→ **Information shown**
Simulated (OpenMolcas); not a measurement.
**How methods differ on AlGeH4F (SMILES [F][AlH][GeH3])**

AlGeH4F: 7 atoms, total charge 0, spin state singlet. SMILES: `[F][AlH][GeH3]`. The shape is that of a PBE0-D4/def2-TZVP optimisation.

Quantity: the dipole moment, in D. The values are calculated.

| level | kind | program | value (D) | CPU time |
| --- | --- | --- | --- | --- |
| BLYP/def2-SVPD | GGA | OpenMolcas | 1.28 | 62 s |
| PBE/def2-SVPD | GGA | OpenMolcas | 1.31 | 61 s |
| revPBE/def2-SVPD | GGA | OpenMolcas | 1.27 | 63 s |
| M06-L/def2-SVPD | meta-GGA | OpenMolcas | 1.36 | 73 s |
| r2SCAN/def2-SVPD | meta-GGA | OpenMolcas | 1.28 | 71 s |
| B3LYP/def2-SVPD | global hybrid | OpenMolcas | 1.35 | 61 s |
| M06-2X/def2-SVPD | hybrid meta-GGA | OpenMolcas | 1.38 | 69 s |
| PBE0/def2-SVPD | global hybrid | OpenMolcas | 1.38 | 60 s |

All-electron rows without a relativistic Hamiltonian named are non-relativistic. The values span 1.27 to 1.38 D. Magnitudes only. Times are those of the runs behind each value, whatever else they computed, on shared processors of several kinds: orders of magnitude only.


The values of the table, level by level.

→ **Work item**
The answer should consist solely of the lines from the first line above through the one with "All-electron rows without", both included, repeated exactly.

→ **Exercise result**
Simulated (OpenMolcas); not a measurement.
**How methods differ on AlGeH4F (SMILES [F][AlH][GeH3])**

AlGeH4F: 7 atoms, total charge 0, spin state singlet. SMILES: `[F][AlH][GeH3]`. The shape is that of a PBE0-D4/def2-TZVP optimisation.

Quantity: the dipole moment, in D. The values are calculated.

| level | kind | program | value (D) | CPU time |
| --- | --- | --- | --- | --- |
| BLYP/def2-SVPD | GGA | OpenMolcas | 1.28 | 62 s |
| PBE/def2-SVPD | GGA | OpenMolcas | 1.31 | 61 s |
| revPBE/def2-SVPD | GGA | OpenMolcas | 1.27 | 63 s |
| M06-L/def2-SVPD | meta-GGA | OpenMolcas | 1.36 | 73 s |
| r2SCAN/def2-SVPD | meta-GGA | OpenMolcas | 1.28 | 71 s |
| B3LYP/def2-SVPD | global hybrid | OpenMolcas | 1.35 | 61 s |
| M06-2X/def2-SVPD | hybrid meta-GGA | OpenMolcas | 1.38 | 69 s |
| PBE0/def2-SVPD | global hybrid | OpenMolcas | 1.38 | 60 s |

All-electron rows without a relativistic Hamiltonian named are non-relativistic. The values span 1.27 to 1.38 D. Magnitudes only. Times are those of the runs behind each value, whatever else they computed, on shared processors of several kinds: orders of magnitude only.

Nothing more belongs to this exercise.